▶ GIVEN DATA:
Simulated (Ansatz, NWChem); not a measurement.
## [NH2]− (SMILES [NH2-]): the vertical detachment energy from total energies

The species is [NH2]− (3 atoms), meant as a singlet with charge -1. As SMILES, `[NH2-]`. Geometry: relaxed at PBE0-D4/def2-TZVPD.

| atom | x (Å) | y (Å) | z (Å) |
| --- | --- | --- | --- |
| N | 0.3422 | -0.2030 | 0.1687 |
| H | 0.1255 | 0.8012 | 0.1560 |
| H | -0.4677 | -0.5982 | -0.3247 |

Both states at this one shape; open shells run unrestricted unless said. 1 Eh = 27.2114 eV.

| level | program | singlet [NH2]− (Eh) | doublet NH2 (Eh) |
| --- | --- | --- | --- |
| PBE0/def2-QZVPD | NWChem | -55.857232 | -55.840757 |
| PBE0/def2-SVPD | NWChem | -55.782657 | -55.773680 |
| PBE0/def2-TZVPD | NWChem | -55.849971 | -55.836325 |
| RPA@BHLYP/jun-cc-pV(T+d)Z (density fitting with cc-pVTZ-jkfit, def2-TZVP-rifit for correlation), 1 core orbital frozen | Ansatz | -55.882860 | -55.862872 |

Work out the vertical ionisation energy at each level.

▶ ASSIGNED TASK: Each record is to be transcribed exactly and in full.

▶ WRITTEN ANSWER:
Simulated (Ansatz, NWChem); not a measurement.
## [NH2]− (SMILES [NH2-]): the vertical detachment energy from total energies

The species is [NH2]− (3 atoms), meant as a singlet with charge -1. As SMILES, `[NH2-]`. Geometry: relaxed at PBE0-D4/def2-TZVPD.

| atom | x (Å) | y (Å) | z (Å) |
| --- | --- | --- | --- |
| N | 0.3422 | -0.2030 | 0.1687 |
| H | 0.1255 | 0.8012 | 0.1560 |
| H | -0.4677 | -0.5982 | -0.3247 |

Both states at this one shape; open shells run unrestricted unless said. 1 Eh = 27.2114 eV.

| level | program | singlet [NH2]− (Eh) | doublet NH2 (Eh) |
| --- | --- | --- | --- |
| PBE0/def2-QZVPD | NWChem | -55.857232 | -55.840757 |
| PBE0/def2-SVPD | NWChem | -55.782657 | -55.773680 |
| PBE0/def2-TZVPD | NWChem | -55.849971 | -55.836325 |
| RPA@BHLYP/jun-cc-pV(T+d)Z (density fitting with cc-pVTZ-jkfit, def2-TZVP-rifit for correlation), 1 core orbital frozen | Ansatz | -55.882860 | -55.862872 |

Work out the vertical ionisation energy at each level.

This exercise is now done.